Work item
An identical copy of all the records is what the answer must contain.

Data
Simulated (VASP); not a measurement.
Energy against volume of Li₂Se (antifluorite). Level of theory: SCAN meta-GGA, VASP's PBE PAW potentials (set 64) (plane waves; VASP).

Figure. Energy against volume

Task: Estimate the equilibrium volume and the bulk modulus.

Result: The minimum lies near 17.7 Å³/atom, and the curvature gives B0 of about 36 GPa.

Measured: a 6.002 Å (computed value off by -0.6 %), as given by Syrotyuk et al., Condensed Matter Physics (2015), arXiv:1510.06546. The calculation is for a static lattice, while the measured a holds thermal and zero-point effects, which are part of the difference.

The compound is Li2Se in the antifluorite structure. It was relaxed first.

Task result
Simulated (VASP); not a measurement.
Energy against volume of Li₂Se (antifluorite). Level of theory: SCAN meta-GGA, VASP's PBE PAW potentials (set 64) (plane waves; VASP).

Figure. Energy against volume

Task: Estimate the equilibrium volume and the bulk modulus.

Result: The minimum lies near 17.7 Å³/atom, and the curvature gives B0 of about 36 GPa.

Measured: a 6.002 Å (computed value off by -0.6 %), as given by Syrotyuk et al., Condensed Matter Physics (2015), arXiv:1510.06546. The calculation is for a static lattice, while the measured a holds thermal and zero-point effects, which are part of the difference.

The compound is Li2Se in the antifluorite structure. It was relaxed first.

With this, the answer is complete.